● RECORDS SHOWN
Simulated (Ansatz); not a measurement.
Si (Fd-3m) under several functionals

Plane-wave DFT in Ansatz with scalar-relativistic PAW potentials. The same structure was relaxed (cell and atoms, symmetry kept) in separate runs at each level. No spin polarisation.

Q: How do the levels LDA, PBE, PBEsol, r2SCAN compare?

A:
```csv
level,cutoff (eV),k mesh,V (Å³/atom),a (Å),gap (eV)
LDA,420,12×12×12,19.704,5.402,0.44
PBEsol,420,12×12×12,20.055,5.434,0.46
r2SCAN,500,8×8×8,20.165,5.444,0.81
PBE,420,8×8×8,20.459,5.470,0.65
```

● ACTIVITY
With no word changed, write the entries out once more.

● REPLY
Simulated (Ansatz); not a measurement.
Si (Fd-3m) under several functionals

Plane-wave DFT in Ansatz with scalar-relativistic PAW potentials. The same structure was relaxed (cell and atoms, symmetry kept) in separate runs at each level. No spin polarisation.

Q: How do the levels LDA, PBE, PBEsol, r2SCAN compare?

A:
```csv
level,cutoff (eV),k mesh,V (Å³/atom),a (Å),gap (eV)
LDA,420,12×12×12,19.704,5.402,0.44
PBEsol,420,12×12×12,20.055,5.434,0.46
r2SCAN,500,8×8×8,20.165,5.444,0.81
PBE,420,8×8×8,20.459,5.470,0.65
```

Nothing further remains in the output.